Taking the first line of the listing as the start and the line containing "Q: What landscape does the calculation give?" as the end, reproduce everything in between exactly, both ends included.

BEGIN
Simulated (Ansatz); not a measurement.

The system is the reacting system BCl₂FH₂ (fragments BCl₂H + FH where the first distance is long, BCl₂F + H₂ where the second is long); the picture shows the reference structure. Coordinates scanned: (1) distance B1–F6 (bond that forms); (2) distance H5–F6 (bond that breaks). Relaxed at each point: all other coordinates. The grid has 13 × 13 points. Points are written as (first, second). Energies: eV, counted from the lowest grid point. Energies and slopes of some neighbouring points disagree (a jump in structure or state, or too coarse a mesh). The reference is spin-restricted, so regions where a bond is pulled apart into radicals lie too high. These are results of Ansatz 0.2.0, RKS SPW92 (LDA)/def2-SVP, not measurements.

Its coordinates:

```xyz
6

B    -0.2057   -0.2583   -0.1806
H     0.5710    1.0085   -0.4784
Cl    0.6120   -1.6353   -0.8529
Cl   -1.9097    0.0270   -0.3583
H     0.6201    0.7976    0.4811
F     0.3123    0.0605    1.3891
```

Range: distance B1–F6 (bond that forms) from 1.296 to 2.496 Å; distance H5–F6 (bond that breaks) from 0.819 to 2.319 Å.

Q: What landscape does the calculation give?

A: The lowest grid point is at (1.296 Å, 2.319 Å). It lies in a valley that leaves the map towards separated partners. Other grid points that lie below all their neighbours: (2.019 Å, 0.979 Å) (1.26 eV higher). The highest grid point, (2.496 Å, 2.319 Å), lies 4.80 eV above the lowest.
END

Task output:
Simulated (Ansatz); not a measurement.

The system is the reacting system BCl₂FH₂ (fragments BCl₂H + FH where the first distance is long, BCl₂F + H₂ where the second is long); the picture shows the reference structure. Coordinates scanned: (1) distance B1–F6 (bond that forms); (2) distance H5–F6 (bond that breaks). Relaxed at each point: all other coordinates. The grid has 13 × 13 points. Points are written as (first, second). Energies: eV, counted from the lowest grid point. Energies and slopes of some neighbouring points disagree (a jump in structure or state, or too coarse a mesh). The reference is spin-restricted, so regions where a bond is pulled apart into radicals lie too high. These are results of Ansatz 0.2.0, RKS SPW92 (LDA)/def2-SVP, not measurements.

Its coordinates:

```xyz
6

B    -0.2057   -0.2583   -0.1806
H     0.5710    1.0085   -0.4784
Cl    0.6120   -1.6353   -0.8529
Cl   -1.9097    0.0270   -0.3583
H     0.6201    0.7976    0.4811
F     0.3123    0.0605    1.3891
```

Range: distance B1–F6 (bond that forms) from 1.296 to 2.496 Å; distance H5–F6 (bond that breaks) from 0.819 to 2.319 Å.

Q: What landscape does the calculation give?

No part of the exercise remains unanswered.